LISTED ENTRIES Block Start
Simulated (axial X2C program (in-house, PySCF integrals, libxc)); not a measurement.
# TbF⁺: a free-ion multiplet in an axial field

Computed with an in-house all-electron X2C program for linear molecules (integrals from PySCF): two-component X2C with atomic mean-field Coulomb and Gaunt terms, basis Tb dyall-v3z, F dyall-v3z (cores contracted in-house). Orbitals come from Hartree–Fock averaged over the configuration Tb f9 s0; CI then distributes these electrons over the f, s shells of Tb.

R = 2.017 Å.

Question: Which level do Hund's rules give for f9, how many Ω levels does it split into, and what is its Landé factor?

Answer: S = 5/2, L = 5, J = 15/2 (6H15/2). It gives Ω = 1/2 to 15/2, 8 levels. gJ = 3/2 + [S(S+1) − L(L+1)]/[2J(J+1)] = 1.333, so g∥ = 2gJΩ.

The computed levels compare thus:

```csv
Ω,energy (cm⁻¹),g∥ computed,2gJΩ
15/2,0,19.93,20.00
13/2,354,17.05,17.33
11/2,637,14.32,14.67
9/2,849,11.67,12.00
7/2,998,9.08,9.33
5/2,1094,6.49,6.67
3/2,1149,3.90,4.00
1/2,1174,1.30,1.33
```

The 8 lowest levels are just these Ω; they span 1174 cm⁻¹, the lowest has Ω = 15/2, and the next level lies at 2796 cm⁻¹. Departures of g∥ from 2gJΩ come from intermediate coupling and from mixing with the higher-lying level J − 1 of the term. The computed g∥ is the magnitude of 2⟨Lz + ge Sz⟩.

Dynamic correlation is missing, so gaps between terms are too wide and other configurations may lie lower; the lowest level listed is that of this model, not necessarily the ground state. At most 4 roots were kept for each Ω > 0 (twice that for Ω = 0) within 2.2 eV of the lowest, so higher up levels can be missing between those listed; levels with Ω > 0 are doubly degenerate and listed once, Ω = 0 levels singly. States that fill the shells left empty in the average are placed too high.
LISTED ENTRIES Block End

**REQUIREMENT**
What are the lines, exactly as written above, from the line with "# TbF⁺: a free-ion" to the line with "R = 2.017 Å.", both included? Output only those.

**EXERCISE ANSWER**
# TbF⁺: a free-ion multiplet in an axial field

Computed with an in-house all-electron X2C program for linear molecules (integrals from PySCF): two-component X2C with atomic mean-field Coulomb and Gaunt terms, basis Tb dyall-v3z, F dyall-v3z (cores contracted in-house). Orbitals come from Hartree–Fock averaged over the configuration Tb f9 s0; CI then distributes these electrons over the f, s shells of Tb.

R = 2.017 Å.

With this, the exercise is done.